Dataset entries:

-----

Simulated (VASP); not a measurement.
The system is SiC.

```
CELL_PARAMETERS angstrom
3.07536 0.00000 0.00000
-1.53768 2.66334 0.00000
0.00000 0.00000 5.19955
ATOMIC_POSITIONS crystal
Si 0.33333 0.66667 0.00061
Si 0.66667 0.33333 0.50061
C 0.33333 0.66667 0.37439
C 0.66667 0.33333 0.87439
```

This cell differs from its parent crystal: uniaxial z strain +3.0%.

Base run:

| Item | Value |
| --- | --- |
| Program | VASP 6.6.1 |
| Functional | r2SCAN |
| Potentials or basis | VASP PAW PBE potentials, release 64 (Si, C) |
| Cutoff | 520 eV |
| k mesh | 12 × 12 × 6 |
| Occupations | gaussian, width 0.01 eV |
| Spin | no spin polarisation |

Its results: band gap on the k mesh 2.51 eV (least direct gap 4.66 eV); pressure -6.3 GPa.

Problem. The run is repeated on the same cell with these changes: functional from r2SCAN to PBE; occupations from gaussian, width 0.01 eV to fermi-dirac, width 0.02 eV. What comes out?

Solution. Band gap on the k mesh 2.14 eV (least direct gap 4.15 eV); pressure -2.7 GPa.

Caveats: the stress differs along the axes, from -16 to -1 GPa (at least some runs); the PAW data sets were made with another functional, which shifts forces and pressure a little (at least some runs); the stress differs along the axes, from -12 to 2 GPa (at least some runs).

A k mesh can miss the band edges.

-----

Action item: Everything from the line with "This cell differs" through the line with "12 × 12 × 6 |" should be written out exactly as it appears above, end lines included, and nothing outside that range.

Problem solution:
This cell differs from its parent crystal: uniaxial z strain +3.0%.

Base run:

| Item | Value |
| --- | --- |
| Program | VASP 6.6.1 |
| Functional | r2SCAN |
| Potentials or basis | VASP PAW PBE potentials, release 64 (Si, C) |
| Cutoff | 520 eV |
| k mesh | 12 × 12 × 6 |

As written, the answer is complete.